* _Required action_: Write out the listing in full, matching it word for word.

* _Supplied material_:
--

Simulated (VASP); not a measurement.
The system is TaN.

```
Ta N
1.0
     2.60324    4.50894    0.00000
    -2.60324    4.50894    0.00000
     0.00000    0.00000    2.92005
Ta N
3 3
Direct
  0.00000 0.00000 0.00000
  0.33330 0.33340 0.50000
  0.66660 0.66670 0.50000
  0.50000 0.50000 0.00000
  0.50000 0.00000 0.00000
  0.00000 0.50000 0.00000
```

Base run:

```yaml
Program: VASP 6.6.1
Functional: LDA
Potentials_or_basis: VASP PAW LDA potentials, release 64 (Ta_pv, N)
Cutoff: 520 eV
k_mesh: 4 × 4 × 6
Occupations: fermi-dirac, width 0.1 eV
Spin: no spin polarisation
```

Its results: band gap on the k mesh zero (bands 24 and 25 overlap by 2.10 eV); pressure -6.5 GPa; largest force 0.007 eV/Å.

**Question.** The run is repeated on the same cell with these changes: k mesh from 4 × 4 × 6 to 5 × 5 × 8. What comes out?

--

* _Result_:
Simulated (VASP); not a measurement.
The system is TaN.

```
Ta N
1.0
     2.60324    4.50894    0.00000
    -2.60324    4.50894    0.00000
     0.00000    0.00000    2.92005
Ta N
3 3
Direct
  0.00000 0.00000 0.00000
  0.33330 0.33340 0.50000
  0.66660 0.66670 0.50000
  0.50000 0.50000 0.00000
  0.50000 0.00000 0.00000
  0.00000 0.50000 0.00000
```

Base run:

```yaml
Program: VASP 6.6.1
Functional: LDA
Potentials_or_basis: VASP PAW LDA potentials, release 64 (Ta_pv, N)
Cutoff: 520 eV
k_mesh: 4 × 4 × 6
Occupations: fermi-dirac, width 0.1 eV
Spin: no spin polarisation
```

Its results: band gap on the k mesh zero (bands 24 and 25 overlap by 2.10 eV); pressure -6.5 GPa; largest force 0.007 eV/Å.

**Question.** The run is repeated on the same cell with these changes: k mesh from 4 × 4 × 6 to 5 × 5 × 8. What comes out?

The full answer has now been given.